BRIEF
Write down exactly the lines of the records below, beginning with the first and ending with the line that includes "width 0.02 eV".

** ENTRIES PROVIDED follows **

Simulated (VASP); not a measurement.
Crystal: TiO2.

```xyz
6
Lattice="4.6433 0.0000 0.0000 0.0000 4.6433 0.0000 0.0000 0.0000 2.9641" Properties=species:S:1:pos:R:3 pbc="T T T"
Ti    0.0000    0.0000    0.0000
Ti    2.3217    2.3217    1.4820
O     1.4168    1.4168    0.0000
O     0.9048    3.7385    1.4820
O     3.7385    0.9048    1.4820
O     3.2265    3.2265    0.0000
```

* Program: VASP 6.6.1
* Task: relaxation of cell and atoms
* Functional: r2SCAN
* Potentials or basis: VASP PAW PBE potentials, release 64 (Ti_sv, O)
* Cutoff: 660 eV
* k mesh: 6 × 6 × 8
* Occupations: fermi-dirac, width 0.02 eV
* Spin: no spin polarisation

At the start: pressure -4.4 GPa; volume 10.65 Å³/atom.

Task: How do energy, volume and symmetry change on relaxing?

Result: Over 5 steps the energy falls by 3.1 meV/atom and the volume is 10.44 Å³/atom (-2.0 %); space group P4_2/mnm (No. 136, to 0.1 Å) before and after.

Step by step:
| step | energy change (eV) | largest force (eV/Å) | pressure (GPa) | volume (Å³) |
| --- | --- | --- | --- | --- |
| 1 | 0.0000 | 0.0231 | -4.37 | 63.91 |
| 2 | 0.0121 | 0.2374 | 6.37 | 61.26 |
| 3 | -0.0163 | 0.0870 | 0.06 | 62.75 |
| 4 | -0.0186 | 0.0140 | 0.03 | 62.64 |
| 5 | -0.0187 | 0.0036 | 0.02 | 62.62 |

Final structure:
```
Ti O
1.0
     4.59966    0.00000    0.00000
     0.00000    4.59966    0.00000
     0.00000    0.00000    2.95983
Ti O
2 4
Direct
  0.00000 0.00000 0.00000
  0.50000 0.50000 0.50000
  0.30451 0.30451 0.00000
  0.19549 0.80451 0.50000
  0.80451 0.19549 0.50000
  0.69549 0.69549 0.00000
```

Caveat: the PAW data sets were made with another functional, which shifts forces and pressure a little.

** End of ENTRIES PROVIDED **

RESPONSE AREA
Simulated (VASP); not a measurement.
Crystal: TiO2.

```xyz
6
Lattice="4.6433 0.0000 0.0000 0.0000 4.6433 0.0000 0.0000 0.0000 2.9641" Properties=species:S:1:pos:R:3 pbc="T T T"
Ti    0.0000    0.0000    0.0000
Ti    2.3217    2.3217    1.4820
O     1.4168    1.4168    0.0000
O     0.9048    3.7385    1.4820
O     3.7385    0.9048    1.4820
O     3.2265    3.2265    0.0000
```

* Program: VASP 6.6.1
* Task: relaxation of cell and atoms
* Functional: r2SCAN
* Potentials or basis: VASP PAW PBE potentials, release 64 (Ti_sv, O)
* Cutoff: 660 eV
* k mesh: 6 × 6 × 8
* Occupations: fermi-dirac, width 0.02 eV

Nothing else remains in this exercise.